- Entries shown -
------------------------------------------------
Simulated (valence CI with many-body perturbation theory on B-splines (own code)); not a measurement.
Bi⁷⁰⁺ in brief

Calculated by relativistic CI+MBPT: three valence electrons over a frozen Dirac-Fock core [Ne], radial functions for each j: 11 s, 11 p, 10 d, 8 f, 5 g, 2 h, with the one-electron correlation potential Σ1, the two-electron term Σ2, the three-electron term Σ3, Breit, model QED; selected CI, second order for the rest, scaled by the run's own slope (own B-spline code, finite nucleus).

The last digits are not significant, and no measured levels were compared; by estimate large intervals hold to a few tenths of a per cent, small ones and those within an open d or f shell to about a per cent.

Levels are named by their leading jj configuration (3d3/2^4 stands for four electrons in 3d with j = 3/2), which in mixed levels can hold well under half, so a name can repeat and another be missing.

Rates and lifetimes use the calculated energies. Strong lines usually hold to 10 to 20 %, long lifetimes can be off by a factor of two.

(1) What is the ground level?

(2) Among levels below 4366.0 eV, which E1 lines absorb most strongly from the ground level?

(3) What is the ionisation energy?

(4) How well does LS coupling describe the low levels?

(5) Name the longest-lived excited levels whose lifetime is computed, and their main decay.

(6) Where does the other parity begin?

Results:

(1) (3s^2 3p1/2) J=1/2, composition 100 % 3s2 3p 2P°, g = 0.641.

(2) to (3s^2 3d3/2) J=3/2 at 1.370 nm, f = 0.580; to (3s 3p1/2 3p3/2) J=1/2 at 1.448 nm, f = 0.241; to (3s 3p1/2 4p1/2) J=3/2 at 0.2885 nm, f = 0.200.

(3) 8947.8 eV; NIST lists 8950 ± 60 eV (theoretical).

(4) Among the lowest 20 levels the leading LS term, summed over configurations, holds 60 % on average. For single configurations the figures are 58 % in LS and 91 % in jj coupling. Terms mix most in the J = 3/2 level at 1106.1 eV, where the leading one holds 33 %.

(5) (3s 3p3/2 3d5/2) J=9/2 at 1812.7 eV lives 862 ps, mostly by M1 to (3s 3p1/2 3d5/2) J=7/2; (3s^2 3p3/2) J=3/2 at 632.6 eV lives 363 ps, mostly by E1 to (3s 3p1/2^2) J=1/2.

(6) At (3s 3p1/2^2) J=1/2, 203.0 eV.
------------------------------------------------

- Brief -
Lines from the top of the entries through the line with "The last digits" are to be transcribed exactly, and nothing more.

- Exercise solution -
Simulated (valence CI with many-body perturbation theory on B-splines (own code)); not a measurement.
Bi⁷⁰⁺ in brief

Calculated by relativistic CI+MBPT: three valence electrons over a frozen Dirac-Fock core [Ne], radial functions for each j: 11 s, 11 p, 10 d, 8 f, 5 g, 2 h, with the one-electron correlation potential Σ1, the two-electron term Σ2, the three-electron term Σ3, Breit, model QED; selected CI, second order for the rest, scaled by the run's own slope (own B-spline code, finite nucleus).

The last digits are not significant, and no measured levels were compared; by estimate large intervals hold to a few tenths of a per cent, small ones and those within an open d or f shell to about a per cent.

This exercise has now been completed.